■ **Data extracts**:
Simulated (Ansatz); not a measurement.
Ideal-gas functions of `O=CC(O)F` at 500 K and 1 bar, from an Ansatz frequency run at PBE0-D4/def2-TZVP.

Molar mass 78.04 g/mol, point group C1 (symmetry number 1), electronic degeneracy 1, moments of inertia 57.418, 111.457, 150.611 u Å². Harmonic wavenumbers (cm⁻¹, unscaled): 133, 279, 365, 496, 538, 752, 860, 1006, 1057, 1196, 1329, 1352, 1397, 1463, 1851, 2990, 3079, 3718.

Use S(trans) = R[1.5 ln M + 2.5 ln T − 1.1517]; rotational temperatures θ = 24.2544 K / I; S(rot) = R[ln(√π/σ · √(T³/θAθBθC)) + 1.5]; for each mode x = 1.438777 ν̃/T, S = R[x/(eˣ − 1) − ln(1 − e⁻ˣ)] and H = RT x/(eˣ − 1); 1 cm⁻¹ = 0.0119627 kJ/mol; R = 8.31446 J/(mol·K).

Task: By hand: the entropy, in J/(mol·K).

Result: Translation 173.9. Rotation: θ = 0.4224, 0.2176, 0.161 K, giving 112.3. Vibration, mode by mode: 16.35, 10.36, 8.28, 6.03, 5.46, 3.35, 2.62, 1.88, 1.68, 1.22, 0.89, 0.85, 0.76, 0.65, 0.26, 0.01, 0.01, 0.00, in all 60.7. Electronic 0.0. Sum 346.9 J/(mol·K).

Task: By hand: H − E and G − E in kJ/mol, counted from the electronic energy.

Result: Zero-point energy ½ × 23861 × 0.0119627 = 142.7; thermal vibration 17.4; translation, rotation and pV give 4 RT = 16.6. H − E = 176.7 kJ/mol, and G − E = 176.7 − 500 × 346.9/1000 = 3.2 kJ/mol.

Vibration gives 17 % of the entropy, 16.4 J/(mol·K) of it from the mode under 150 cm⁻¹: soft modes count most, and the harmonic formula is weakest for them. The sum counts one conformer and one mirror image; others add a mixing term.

■ **Work instruction**:
What is needed is a word-for-word copy of the records above, from the first line through the line that contains "Ideal-gas functions of".

■ **Task answer**:
Simulated (Ansatz); not a measurement.
Ideal-gas functions of `O=CC(O)F` at 500 K and 1 bar, from an Ansatz frequency run at PBE0-D4/def2-TZVP.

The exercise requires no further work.